> **Dataset excerpts**:
* * * *

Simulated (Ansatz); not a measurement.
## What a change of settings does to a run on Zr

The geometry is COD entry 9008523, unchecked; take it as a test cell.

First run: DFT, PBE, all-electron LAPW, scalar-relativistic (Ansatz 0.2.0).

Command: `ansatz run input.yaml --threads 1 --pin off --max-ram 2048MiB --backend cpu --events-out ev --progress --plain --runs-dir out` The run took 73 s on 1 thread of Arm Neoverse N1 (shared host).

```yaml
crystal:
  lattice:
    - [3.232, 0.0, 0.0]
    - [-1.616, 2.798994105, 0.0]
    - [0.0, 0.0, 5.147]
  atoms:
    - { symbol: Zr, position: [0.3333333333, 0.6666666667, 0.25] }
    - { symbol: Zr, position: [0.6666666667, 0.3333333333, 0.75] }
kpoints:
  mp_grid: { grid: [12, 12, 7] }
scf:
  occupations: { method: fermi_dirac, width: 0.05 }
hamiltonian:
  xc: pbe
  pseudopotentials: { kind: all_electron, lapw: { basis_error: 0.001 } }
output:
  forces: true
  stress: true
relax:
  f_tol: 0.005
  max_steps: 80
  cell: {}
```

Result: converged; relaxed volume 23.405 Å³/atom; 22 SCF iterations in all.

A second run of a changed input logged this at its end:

* * * *

> **Task item**: What you output must match the lines from the beginning of the material through the line with "Result: converged; relaxed" exactly, both ends included.

> **Exercise result**:
Simulated (Ansatz); not a measurement.
## What a change of settings does to a run on Zr

The geometry is COD entry 9008523, unchecked; take it as a test cell.

First run: DFT, PBE, all-electron LAPW, scalar-relativistic (Ansatz 0.2.0).

Command: `ansatz run input.yaml --threads 1 --pin off --max-ram 2048MiB --backend cpu --events-out ev --progress --plain --runs-dir out` The run took 73 s on 1 thread of Arm Neoverse N1 (shared host).

```yaml
crystal:
  lattice:
    - [3.232, 0.0, 0.0]
    - [-1.616, 2.798994105, 0.0]
    - [0.0, 0.0, 5.147]
  atoms:
    - { symbol: Zr, position: [0.3333333333, 0.6666666667, 0.25] }
    - { symbol: Zr, position: [0.6666666667, 0.3333333333, 0.75] }
kpoints:
  mp_grid: { grid: [12, 12, 7] }
scf:
  occupations: { method: fermi_dirac, width: 0.05 }
hamiltonian:
  xc: pbe
  pseudopotentials: { kind: all_electron, lapw: { basis_error: 0.001 } }
output:
  forces: true
  stress: true
relax:
  f_tol: 0.005
  max_steps: 80
  cell: {}
```

Result: converged; relaxed volume 23.405 Å³/atom; 22 SCF iterations in all.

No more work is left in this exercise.